**Input data:**
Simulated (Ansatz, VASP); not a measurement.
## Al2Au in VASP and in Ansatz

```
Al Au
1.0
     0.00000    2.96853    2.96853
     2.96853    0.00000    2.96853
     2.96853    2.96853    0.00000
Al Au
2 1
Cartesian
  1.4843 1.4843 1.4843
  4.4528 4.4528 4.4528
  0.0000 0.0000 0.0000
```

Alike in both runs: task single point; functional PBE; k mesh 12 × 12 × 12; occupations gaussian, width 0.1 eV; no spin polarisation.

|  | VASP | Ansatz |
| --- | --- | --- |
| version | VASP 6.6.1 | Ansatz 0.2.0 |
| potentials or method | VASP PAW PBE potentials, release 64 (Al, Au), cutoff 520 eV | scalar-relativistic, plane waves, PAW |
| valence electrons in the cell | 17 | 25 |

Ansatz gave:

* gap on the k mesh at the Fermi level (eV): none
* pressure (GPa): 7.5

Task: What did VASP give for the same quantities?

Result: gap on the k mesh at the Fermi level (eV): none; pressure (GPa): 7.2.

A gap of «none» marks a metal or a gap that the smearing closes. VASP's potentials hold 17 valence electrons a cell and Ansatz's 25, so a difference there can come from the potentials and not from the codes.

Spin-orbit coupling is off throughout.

**Requirement:**
Your task for the entries above: copy exactly the span starting with the line with "Result: gap on" and going on through the line with "from the codes.", both lines included, and nothing else.

**Exercise solution:**
Result: gap on the k mesh at the Fermi level (eV): none; pressure (GPa): 7.2.

A gap of «none» marks a metal or a gap that the smearing closes. VASP's potentials hold 17 valence electrons a cell and Ansatz's 25, so a difference there can come from the potentials and not from the codes.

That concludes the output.